ASSIGNED TASK:
Here are some records. Print all of them exactly.

DATASET:
········

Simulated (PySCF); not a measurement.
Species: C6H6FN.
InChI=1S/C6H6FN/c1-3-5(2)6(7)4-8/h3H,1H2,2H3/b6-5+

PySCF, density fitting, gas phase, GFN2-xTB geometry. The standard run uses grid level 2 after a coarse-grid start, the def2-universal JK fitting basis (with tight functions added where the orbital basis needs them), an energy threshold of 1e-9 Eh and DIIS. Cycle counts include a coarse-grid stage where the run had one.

········

RESULT:
Simulated (PySCF); not a measurement.
Species: C6H6FN.
InChI=1S/C6H6FN/c1-3-5(2)6(7)4-8/h3H,1H2,2H3/b6-5+

PySCF, density fitting, gas phase, GFN2-xTB geometry. The standard run uses grid level 2 after a coarse-grid start, the def2-universal JK fitting basis (with tight functions added where the orbital basis needs them), an energy threshold of 1e-9 Eh and DIIS. Cycle counts include a coarse-grid stage where the run had one.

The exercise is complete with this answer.